Work task :: Set down every record below exactly as written.

═════ Data to examine ═════

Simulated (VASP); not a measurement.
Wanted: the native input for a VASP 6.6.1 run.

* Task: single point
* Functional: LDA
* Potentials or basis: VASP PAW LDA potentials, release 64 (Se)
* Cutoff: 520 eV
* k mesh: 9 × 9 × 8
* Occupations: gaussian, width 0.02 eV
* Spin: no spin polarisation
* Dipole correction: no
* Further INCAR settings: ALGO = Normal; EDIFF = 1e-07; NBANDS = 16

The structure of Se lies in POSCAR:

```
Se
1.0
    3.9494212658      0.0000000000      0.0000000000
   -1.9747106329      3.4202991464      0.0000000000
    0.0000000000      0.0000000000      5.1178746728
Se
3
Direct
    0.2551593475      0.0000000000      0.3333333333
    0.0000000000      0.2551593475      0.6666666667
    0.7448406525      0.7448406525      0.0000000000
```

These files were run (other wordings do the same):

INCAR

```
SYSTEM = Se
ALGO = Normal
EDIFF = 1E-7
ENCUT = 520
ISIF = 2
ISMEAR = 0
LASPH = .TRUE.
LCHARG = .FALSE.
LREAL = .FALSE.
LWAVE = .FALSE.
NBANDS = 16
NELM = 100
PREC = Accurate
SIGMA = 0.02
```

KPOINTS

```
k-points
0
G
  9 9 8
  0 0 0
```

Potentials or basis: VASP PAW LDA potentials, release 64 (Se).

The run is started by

═════

Written answer ::
Simulated (VASP); not a measurement.
Wanted: the native input for a VASP 6.6.1 run.

* Task: single point
* Functional: LDA
* Potentials or basis: VASP PAW LDA potentials, release 64 (Se)
* Cutoff: 520 eV
* k mesh: 9 × 9 × 8
* Occupations: gaussian, width 0.02 eV
* Spin: no spin polarisation
* Dipole correction: no
* Further INCAR settings: ALGO = Normal; EDIFF = 1e-07; NBANDS = 16

The structure of Se lies in POSCAR:

```
Se
1.0
    3.9494212658      0.0000000000      0.0000000000
   -1.9747106329      3.4202991464      0.0000000000
    0.0000000000      0.0000000000      5.1178746728
Se
3
Direct
    0.2551593475      0.0000000000      0.3333333333
    0.0000000000      0.2551593475      0.6666666667
    0.7448406525      0.7448406525      0.0000000000
```

These files were run (other wordings do the same):

INCAR

```
SYSTEM = Se
ALGO = Normal
EDIFF = 1E-7
ENCUT = 520
ISIF = 2
ISMEAR = 0
LASPH = .TRUE.
LCHARG = .FALSE.
LREAL = .FALSE.
LWAVE = .FALSE.
NBANDS = 16
NELM = 100
PREC = Accurate
SIGMA = 0.02
```

KPOINTS

```
k-points
0
G
  9 9 8
  0 0 0
```

Potentials or basis: VASP PAW LDA potentials, release 64 (Se).

The run is started by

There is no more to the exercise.